▸ **STORED DATA**
════════════════

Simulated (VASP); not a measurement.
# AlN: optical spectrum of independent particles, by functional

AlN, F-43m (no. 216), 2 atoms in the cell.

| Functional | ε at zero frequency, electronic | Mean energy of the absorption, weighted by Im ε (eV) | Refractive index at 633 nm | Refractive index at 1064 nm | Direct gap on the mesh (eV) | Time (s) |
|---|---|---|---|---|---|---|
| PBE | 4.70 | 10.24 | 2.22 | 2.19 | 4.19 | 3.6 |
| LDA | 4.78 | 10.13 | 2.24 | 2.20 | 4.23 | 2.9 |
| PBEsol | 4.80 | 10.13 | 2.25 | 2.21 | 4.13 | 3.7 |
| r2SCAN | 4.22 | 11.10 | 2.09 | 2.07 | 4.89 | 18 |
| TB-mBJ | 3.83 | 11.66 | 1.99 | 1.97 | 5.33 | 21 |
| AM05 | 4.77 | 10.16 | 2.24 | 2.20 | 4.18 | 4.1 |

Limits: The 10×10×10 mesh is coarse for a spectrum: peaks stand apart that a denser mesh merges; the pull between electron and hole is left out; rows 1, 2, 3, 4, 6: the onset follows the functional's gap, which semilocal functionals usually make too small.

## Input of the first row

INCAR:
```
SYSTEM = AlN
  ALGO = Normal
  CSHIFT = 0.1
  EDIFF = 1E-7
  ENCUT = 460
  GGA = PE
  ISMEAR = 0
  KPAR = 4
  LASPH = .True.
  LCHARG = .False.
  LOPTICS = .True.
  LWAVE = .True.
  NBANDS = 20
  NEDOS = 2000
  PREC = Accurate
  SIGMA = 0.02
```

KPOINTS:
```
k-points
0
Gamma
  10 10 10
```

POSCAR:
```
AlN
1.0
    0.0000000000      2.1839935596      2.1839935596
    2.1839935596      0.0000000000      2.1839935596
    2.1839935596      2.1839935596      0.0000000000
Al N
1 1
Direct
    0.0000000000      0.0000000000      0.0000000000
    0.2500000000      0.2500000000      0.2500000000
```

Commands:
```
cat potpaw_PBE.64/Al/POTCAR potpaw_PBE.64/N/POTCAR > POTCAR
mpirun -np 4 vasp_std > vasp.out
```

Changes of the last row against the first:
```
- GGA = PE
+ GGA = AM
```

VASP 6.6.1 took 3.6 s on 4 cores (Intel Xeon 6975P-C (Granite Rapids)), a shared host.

════════════════

▸ **TASK ITEM**
Nothing beyond the line that contains "(eV) | Time (s) |" belongs in the answer; reproduce the entries exactly from their first line through it.

▸ **EXERCISE SOLUTION**
Simulated (VASP); not a measurement.
# AlN: optical spectrum of independent particles, by functional

AlN, F-43m (no. 216), 2 atoms in the cell.

| Functional | ε at zero frequency, electronic | Mean energy of the absorption, weighted by Im ε (eV) | Refractive index at 633 nm | Refractive index at 1064 nm | Direct gap on the mesh (eV) | Time (s) |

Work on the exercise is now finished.